++++ Record set ++++
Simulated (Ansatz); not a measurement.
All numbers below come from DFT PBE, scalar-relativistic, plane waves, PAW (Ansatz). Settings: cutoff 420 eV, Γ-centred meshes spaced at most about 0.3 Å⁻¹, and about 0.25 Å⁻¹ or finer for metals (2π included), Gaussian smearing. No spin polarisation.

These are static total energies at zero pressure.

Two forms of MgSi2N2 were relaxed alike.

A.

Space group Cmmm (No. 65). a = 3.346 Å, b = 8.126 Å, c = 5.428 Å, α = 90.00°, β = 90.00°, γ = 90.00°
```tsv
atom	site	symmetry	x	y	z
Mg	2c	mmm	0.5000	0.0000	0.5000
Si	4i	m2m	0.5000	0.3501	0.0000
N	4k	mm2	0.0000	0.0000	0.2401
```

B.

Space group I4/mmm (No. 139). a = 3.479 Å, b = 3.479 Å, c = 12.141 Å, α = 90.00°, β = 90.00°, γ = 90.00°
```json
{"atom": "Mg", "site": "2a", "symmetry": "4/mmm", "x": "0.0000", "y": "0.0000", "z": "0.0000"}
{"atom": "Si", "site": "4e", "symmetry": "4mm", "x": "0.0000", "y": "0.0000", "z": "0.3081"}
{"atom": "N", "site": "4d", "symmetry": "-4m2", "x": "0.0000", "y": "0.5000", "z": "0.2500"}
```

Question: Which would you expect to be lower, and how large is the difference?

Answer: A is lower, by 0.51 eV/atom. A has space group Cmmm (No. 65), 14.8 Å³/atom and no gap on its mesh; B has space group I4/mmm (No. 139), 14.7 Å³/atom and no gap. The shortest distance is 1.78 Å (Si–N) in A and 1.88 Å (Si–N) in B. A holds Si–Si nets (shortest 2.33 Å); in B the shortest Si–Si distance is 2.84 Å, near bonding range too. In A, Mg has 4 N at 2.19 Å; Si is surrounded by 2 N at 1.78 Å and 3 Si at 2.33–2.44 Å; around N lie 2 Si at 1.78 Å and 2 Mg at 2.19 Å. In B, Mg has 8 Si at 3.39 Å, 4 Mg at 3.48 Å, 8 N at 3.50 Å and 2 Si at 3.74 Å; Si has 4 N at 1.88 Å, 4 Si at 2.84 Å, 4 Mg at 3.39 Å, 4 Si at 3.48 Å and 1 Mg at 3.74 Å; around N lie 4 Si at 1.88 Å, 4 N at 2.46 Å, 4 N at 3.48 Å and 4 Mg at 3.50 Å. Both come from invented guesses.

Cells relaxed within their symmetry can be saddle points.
++++

Task item:
Find "Space group I4/mmm (No. 139)." in the entries above and copy that whole line exactly, then each line after it through the line that contains "Question: Which would".

Written answer:
Space group I4/mmm (No. 139). a = 3.479 Å, b = 3.479 Å, c = 12.141 Å, α = 90.00°, β = 90.00°, γ = 90.00°
```json
{"atom": "Mg", "site": "2a", "symmetry": "4/mmm", "x": "0.0000", "y": "0.0000", "z": "0.0000"}
{"atom": "Si", "site": "4e", "symmetry": "4mm", "x": "0.0000", "y": "0.0000", "z": "0.3081"}
{"atom": "N", "site": "4d", "symmetry": "-4m2", "x": "0.0000", "y": "0.5000", "z": "0.2500"}
```

Question: Which would you expect to be lower, and how large is the difference?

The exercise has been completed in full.